### Listed records
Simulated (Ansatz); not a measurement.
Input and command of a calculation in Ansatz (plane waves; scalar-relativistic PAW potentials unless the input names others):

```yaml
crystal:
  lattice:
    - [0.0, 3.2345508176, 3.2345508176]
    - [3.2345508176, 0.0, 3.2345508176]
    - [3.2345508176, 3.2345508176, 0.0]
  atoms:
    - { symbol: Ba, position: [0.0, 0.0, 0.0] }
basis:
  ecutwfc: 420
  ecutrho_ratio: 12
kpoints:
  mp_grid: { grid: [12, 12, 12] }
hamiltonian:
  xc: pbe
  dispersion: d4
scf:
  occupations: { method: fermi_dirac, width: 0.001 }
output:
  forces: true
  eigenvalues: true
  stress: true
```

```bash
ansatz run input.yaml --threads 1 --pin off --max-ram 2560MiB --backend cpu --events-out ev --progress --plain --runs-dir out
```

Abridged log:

### Requirement
The entries above must be retyped exactly, down to the last character.

### Exercise solution
Simulated (Ansatz); not a measurement.
Input and command of a calculation in Ansatz (plane waves; scalar-relativistic PAW potentials unless the input names others):

```yaml
crystal:
  lattice:
    - [0.0, 3.2345508176, 3.2345508176]
    - [3.2345508176, 0.0, 3.2345508176]
    - [3.2345508176, 3.2345508176, 0.0]
  atoms:
    - { symbol: Ba, position: [0.0, 0.0, 0.0] }
basis:
  ecutwfc: 420
  ecutrho_ratio: 12
kpoints:
  mp_grid: { grid: [12, 12, 12] }
hamiltonian:
  xc: pbe
  dispersion: d4
scf:
  occupations: { method: fermi_dirac, width: 0.001 }
output:
  forces: true
  eigenvalues: true
  stress: true
```

```bash
ansatz run input.yaml --threads 1 --pin off --max-ram 2560MiB --backend cpu --events-out ev --progress --plain --runs-dir out
```

Abridged log:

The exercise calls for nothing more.